▶ Records supplied:
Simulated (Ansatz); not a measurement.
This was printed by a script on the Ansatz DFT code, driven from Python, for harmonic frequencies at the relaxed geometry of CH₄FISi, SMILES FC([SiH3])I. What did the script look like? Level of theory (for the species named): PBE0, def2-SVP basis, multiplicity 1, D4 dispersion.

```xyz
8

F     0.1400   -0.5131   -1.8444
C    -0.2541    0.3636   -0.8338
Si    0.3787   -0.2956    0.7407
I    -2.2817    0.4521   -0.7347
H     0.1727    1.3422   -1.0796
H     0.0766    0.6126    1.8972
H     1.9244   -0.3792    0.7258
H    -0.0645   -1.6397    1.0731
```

▶ Assigned task: Every record must appear in the answer exactly as it appears above.

▶ Exercise response:
Simulated (Ansatz); not a measurement.
This was printed by a script on the Ansatz DFT code, driven from Python, for harmonic frequencies at the relaxed geometry of CH₄FISi, SMILES FC([SiH3])I. What did the script look like? Level of theory (for the species named): PBE0, def2-SVP basis, multiplicity 1, D4 dispersion.

```xyz
8

F     0.1400   -0.5131   -1.8444
C    -0.2541    0.3636   -0.8338
Si    0.3787   -0.2956    0.7407
I    -2.2817    0.4521   -0.7347
H     0.1727    1.3422   -1.0796
H     0.0766    0.6126    1.8972
H     1.9244   -0.3792    0.7258
H    -0.0645   -1.6397    1.0731
```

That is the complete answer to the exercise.